[WORK ORDER] Exactly as written, copy the lines of the data below from the first through the one containing "Isomers of C6H16BNO, mass".

[PROVIDED INFORMATION]
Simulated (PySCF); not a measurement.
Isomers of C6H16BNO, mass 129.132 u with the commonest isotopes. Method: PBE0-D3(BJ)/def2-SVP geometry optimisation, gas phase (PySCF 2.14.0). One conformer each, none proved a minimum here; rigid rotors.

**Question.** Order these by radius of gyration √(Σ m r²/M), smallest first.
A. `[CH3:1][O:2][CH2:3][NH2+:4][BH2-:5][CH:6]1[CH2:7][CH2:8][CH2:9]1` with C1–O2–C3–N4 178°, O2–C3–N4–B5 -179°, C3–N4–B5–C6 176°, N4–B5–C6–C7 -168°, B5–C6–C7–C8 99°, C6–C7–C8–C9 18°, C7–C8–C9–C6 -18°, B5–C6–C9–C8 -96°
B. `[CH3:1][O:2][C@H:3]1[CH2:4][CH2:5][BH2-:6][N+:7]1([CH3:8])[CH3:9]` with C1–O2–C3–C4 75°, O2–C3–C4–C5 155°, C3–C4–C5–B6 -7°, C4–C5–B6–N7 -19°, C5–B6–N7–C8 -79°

[EXERCISE OUTPUT]
Simulated (PySCF); not a measurement.
Isomers of C6H16BNO, mass 129.132 u with the commonest isotopes. Method: PBE0-D3(BJ)/def2-SVP geometry optimisation, gas phase (PySCF 2.14.0). One conformer each, none proved a minimum here; rigid rotors.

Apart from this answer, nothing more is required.